:: Record excerpts

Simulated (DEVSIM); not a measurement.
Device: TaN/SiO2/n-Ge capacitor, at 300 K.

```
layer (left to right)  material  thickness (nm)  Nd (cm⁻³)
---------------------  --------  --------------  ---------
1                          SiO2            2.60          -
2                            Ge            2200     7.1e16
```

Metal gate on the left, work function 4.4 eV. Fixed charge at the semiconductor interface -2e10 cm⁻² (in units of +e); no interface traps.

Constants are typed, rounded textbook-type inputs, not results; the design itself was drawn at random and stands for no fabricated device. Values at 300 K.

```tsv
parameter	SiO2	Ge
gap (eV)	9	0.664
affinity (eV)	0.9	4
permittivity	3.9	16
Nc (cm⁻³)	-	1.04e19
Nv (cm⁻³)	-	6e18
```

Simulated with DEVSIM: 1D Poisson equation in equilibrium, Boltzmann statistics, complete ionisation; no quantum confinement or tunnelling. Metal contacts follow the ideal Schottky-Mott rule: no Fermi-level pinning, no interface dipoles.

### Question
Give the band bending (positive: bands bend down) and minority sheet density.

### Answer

::::

◆ Activity:
Could you write out, exactly as they stand, only the lines above that begin at the line with "Constants are typed, rounded" and stop after the line with "Give the band"?

◆ Answer section:
Constants are typed, rounded textbook-type inputs, not results; the design itself was drawn at random and stands for no fabricated device. Values at 300 K.

```tsv
parameter	SiO2	Ge
gap (eV)	9	0.664
affinity (eV)	0.9	4
permittivity	3.9	16
Nc (cm⁻³)	-	1.04e19
Nv (cm⁻³)	-	6e18
```

Simulated with DEVSIM: 1D Poisson equation in equilibrium, Boltzmann statistics, complete ionisation; no quantum confinement or tunnelling. Metal contacts follow the ideal Schottky-Mott rule: no Fermi-level pinning, no interface dipoles.

### Question
Give the band bending (positive: bands bend down) and minority sheet density.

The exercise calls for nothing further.